BEGIN Information given

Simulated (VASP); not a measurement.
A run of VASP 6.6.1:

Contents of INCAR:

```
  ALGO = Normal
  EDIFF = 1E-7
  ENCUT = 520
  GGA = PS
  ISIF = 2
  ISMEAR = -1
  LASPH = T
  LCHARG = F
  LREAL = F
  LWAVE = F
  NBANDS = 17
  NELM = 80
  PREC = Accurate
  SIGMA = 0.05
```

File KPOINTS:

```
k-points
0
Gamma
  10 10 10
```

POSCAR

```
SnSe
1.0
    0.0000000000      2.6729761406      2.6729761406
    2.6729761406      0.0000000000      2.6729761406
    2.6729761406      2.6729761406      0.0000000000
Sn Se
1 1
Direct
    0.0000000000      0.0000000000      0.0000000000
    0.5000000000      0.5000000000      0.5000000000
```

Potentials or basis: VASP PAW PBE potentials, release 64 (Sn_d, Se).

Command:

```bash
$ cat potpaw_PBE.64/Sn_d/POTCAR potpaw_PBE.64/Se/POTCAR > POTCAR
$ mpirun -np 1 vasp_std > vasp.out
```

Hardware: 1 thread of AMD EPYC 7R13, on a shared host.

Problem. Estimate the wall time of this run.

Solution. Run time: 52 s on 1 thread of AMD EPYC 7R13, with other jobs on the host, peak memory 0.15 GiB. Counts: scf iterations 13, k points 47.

END Information given

▶ Action item
Please write out the material word for word from its first line through the line holding "Problem. Estimate the wall time of this run.", including both, and no line past it.

▶ Your response
Simulated (VASP); not a measurement.
A run of VASP 6.6.1:

Contents of INCAR:

```
  ALGO = Normal
  EDIFF = 1E-7
  ENCUT = 520
  GGA = PS
  ISIF = 2
  ISMEAR = -1
  LASPH = T
  LCHARG = F
  LREAL = F
  LWAVE = F
  NBANDS = 17
  NELM = 80
  PREC = Accurate
  SIGMA = 0.05
```

File KPOINTS:

```
k-points
0
Gamma
  10 10 10
```

POSCAR

```
SnSe
1.0
    0.0000000000      2.6729761406      2.6729761406
    2.6729761406      0.0000000000      2.6729761406
    2.6729761406      2.6729761406      0.0000000000
Sn Se
1 1
Direct
    0.0000000000      0.0000000000      0.0000000000
    0.5000000000      0.5000000000      0.5000000000
```

Potentials or basis: VASP PAW PBE potentials, release 64 (Sn_d, Se).

Command:

```bash
$ cat potpaw_PBE.64/Sn_d/POTCAR potpaw_PBE.64/Se/POTCAR > POTCAR
$ mpirun -np 1 vasp_std > vasp.out
```

Hardware: 1 thread of AMD EPYC 7R13, on a shared host.

Problem. Estimate the wall time of this run.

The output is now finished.